# TASK ITEM
Please repeat the records below exactly, from the first line through the line containing "Geometry relaxation of Na2S (part 1 of 2)", and nothing more.

START INFORMATION PROVIDED

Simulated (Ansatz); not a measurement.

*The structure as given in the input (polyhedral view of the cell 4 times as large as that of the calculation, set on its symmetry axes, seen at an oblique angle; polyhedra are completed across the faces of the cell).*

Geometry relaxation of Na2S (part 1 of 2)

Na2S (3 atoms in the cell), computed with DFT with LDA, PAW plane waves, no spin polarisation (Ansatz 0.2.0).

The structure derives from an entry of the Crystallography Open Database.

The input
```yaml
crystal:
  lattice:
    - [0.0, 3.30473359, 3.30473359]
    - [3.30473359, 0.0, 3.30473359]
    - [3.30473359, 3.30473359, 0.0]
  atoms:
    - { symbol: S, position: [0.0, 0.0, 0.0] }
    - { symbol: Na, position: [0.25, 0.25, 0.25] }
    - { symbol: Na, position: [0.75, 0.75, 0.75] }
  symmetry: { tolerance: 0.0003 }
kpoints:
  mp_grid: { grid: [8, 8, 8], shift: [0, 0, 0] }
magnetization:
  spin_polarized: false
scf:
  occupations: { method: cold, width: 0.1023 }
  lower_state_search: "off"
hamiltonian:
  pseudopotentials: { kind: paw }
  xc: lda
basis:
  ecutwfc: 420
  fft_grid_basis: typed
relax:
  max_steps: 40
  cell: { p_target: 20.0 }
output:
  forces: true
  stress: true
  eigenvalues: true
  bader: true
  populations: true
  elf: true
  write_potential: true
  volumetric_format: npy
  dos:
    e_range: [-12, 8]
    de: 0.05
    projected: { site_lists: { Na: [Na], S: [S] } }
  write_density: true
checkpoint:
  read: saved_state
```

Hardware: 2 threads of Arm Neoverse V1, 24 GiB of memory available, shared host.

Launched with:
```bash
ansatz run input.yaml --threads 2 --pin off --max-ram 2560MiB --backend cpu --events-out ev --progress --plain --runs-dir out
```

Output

END INFORMATION PROVIDED

# WORKED SOLUTION
Simulated (Ansatz); not a measurement.

*The structure as given in the input (polyhedral view of the cell 4 times as large as that of the calculation, set on its symmetry axes, seen at an oblique angle; polyhedra are completed across the faces of the cell).*

Geometry relaxation of Na2S (part 1 of 2)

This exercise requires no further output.